* Data listing *
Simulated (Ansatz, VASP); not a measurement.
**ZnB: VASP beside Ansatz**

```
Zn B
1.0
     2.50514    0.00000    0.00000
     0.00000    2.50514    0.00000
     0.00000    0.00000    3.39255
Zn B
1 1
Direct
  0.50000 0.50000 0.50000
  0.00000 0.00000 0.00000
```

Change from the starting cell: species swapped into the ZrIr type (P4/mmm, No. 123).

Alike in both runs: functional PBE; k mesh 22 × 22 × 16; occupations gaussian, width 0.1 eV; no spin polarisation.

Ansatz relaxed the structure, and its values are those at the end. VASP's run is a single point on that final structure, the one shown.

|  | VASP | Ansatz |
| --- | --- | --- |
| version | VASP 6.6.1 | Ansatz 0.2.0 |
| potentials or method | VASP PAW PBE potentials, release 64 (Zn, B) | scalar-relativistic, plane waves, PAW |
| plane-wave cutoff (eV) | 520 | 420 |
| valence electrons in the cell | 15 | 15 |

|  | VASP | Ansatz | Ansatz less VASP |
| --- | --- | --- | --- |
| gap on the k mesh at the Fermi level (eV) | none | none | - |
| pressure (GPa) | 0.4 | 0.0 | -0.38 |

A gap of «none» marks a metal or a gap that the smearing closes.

* Requirement *
Exact copies of every record are required.

* Answer box *
Simulated (Ansatz, VASP); not a measurement.
**ZnB: VASP beside Ansatz**

```
Zn B
1.0
     2.50514    0.00000    0.00000
     0.00000    2.50514    0.00000
     0.00000    0.00000    3.39255
Zn B
1 1
Direct
  0.50000 0.50000 0.50000
  0.00000 0.00000 0.00000
```

Change from the starting cell: species swapped into the ZrIr type (P4/mmm, No. 123).

Alike in both runs: functional PBE; k mesh 22 × 22 × 16; occupations gaussian, width 0.1 eV; no spin polarisation.

Ansatz relaxed the structure, and its values are those at the end. VASP's run is a single point on that final structure, the one shown.

|  | VASP | Ansatz |
| --- | --- | --- |
| version | VASP 6.6.1 | Ansatz 0.2.0 |
| potentials or method | VASP PAW PBE potentials, release 64 (Zn, B) | scalar-relativistic, plane waves, PAW |
| plane-wave cutoff (eV) | 520 | 420 |
| valence electrons in the cell | 15 | 15 |

|  | VASP | Ansatz | Ansatz less VASP |
| --- | --- | --- | --- |
| gap on the k mesh at the Fermi level (eV) | none | none | - |
| pressure (GPa) | 0.4 | 0.0 | -0.38 |

A gap of «none» marks a metal or a gap that the smearing closes.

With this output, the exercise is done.